/---

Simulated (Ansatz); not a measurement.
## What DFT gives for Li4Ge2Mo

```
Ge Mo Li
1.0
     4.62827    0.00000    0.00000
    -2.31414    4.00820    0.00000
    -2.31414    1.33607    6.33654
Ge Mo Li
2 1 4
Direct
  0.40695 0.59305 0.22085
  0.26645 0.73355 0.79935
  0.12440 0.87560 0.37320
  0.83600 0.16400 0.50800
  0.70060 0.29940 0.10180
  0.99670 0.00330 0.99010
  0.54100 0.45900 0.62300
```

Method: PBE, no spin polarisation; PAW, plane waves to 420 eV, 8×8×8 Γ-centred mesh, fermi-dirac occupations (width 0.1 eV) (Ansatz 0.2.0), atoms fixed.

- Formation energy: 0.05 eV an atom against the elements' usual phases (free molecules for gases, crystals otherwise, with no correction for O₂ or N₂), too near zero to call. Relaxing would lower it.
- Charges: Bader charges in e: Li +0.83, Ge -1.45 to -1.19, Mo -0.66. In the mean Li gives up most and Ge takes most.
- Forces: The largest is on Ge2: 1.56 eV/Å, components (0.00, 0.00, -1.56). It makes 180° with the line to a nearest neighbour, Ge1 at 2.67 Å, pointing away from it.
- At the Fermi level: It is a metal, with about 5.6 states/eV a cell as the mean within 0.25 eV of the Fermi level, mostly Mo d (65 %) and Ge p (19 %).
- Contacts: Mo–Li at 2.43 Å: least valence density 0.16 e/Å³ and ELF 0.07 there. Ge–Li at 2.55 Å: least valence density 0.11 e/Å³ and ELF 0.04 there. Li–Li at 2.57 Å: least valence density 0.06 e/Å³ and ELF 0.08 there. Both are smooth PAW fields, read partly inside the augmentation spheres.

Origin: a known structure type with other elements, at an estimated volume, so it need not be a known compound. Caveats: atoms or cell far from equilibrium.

\---

• **Requirement**: Please give again the lines above between the line holding "- Charges: Bader" and the line holding "- At the Fermi", inclusive, exactly as they are and with nothing added.

• **Response box**:
- Charges: Bader charges in e: Li +0.83, Ge -1.45 to -1.19, Mo -0.66. In the mean Li gives up most and Ge takes most.
- Forces: The largest is on Ge2: 1.56 eV/Å, components (0.00, 0.00, -1.56). It makes 180° with the line to a nearest neighbour, Ge1 at 2.67 Å, pointing away from it.
- At the Fermi level: It is a metal, with about 5.6 states/eV a cell as the mean within 0.25 eV of the Fermi level, mostly Mo d (65 %) and Ge p (19 %).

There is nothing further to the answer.